┌─ Material supplied

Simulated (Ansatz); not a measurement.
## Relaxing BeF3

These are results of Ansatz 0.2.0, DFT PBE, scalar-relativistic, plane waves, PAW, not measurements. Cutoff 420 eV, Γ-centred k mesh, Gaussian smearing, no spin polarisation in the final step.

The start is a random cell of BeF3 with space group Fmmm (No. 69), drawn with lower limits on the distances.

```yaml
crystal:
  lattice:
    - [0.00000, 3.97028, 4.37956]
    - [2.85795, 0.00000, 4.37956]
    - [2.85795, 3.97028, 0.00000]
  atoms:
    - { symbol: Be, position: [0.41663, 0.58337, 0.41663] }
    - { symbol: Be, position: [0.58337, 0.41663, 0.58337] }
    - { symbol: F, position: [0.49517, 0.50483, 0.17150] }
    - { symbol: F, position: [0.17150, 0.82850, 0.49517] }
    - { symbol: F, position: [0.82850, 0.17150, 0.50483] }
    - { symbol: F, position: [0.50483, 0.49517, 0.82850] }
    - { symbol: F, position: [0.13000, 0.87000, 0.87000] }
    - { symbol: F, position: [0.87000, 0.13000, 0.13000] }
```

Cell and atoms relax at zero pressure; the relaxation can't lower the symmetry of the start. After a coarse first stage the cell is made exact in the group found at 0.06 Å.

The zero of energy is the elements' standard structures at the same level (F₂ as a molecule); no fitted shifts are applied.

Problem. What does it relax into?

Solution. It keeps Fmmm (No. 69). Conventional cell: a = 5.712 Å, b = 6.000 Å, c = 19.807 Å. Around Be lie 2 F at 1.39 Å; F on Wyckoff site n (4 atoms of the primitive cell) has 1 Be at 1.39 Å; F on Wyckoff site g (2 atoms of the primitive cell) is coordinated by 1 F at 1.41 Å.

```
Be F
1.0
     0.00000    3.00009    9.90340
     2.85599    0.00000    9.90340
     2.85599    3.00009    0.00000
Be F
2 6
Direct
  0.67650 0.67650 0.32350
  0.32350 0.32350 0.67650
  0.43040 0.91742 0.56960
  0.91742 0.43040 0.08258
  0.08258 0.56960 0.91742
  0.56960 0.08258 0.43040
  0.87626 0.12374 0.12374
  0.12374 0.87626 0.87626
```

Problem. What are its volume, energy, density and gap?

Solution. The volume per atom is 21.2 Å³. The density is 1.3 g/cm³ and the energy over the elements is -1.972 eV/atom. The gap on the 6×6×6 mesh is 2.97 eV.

└─

Assignment:
Produce a word-for-word copy of everything above from the line holding "Cell and atoms" down to the line holding "Problem. What are", with both of those lines kept.

Task result:
Cell and atoms relax at zero pressure; the relaxation can't lower the symmetry of the start. After a coarse first stage the cell is made exact in the group found at 0.06 Å.

The zero of energy is the elements' standard structures at the same level (F₂ as a molecule); no fitted shifts are applied.

Problem. What does it relax into?

Solution. It keeps Fmmm (No. 69). Conventional cell: a = 5.712 Å, b = 6.000 Å, c = 19.807 Å. Around Be lie 2 F at 1.39 Å; F on Wyckoff site n (4 atoms of the primitive cell) has 1 Be at 1.39 Å; F on Wyckoff site g (2 atoms of the primitive cell) is coordinated by 1 F at 1.41 Å.

```
Be F
1.0
     0.00000    3.00009    9.90340
     2.85599    0.00000    9.90340
     2.85599    3.00009    0.00000
Be F
2 6
Direct
  0.67650 0.67650 0.32350
  0.32350 0.32350 0.67650
  0.43040 0.91742 0.56960
  0.91742 0.43040 0.08258
  0.08258 0.56960 0.91742
  0.56960 0.08258 0.43040
  0.87626 0.12374 0.12374
  0.12374 0.87626 0.87626
```

Problem. What are its volume, energy, density and gap?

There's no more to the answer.